• **Requirement**:
Write out exactly the lines of the entries below, from the first through the line containing "UKS-CAM-B3LYP = unrestricted", and nothing beyond them.

━━ Stored data
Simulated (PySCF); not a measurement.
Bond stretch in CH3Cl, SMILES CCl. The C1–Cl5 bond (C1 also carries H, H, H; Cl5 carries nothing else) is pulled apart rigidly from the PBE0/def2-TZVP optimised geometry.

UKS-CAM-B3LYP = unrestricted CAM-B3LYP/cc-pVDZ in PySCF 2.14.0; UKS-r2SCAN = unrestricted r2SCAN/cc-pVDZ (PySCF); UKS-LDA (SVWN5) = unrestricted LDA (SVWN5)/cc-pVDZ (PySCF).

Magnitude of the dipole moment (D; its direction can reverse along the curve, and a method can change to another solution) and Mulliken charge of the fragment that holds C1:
━━━━

• **Written answer**:
Simulated (PySCF); not a measurement.
Bond stretch in CH3Cl, SMILES CCl. The C1–Cl5 bond (C1 also carries H, H, H; Cl5 carries nothing else) is pulled apart rigidly from the PBE0/def2-TZVP optimised geometry.

UKS-CAM-B3LYP = unrestricted CAM-B3LYP/cc-pVDZ in PySCF 2.14.0; UKS-r2SCAN = unrestricted r2SCAN/cc-pVDZ (PySCF); UKS-LDA (SVWN5) = unrestricted LDA (SVWN5)/cc-pVDZ (PySCF).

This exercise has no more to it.